DATASET EXTRACT:
····················
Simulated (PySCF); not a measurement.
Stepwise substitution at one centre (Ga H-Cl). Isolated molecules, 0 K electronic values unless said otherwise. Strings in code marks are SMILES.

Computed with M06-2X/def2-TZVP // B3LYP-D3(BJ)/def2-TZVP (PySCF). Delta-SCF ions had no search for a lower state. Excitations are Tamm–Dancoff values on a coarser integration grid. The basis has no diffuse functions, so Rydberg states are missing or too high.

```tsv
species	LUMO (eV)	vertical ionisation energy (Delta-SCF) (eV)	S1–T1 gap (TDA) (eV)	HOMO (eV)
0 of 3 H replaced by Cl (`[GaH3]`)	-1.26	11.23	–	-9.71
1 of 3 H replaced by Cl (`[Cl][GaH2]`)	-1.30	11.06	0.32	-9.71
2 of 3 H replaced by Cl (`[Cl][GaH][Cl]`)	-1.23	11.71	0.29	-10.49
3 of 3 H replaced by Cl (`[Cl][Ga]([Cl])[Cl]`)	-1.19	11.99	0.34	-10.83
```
····················

WORK TASK:
Reproduce exactly every line that sits between the start of the entries and the line bearing "Stepwise substitution at", counting both of those lines.

RESPONSE AREA:
Simulated (PySCF); not a measurement.
Stepwise substitution at one centre (Ga H-Cl). Isolated molecules, 0 K electronic values unless said otherwise. Strings in code marks are SMILES.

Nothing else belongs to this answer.